- - - - - - -

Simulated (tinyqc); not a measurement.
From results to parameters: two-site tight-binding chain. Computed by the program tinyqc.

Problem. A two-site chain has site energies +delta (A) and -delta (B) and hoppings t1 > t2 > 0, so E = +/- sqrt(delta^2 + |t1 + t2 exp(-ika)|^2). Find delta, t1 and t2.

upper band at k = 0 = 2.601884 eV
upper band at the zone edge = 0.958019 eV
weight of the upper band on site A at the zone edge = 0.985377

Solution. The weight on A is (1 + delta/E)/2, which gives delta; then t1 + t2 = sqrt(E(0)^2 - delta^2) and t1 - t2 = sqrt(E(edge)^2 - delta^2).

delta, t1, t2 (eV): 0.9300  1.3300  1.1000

- - - - - - -

Action item: Going back over the entries above, copy word for word every line from the one that has "upper band at the zone edge = 0.958019 eV" on through the one that has "Solution. The weight".

Expected answer:
upper band at the zone edge = 0.958019 eV
weight of the upper band on site A at the zone edge = 0.985377

Solution. The weight on A is (1 + delta/E)/2, which gives delta; then t1 + t2 = sqrt(E(0)^2 - delta^2) and t1 - t2 = sqrt(E(edge)^2 - delta^2).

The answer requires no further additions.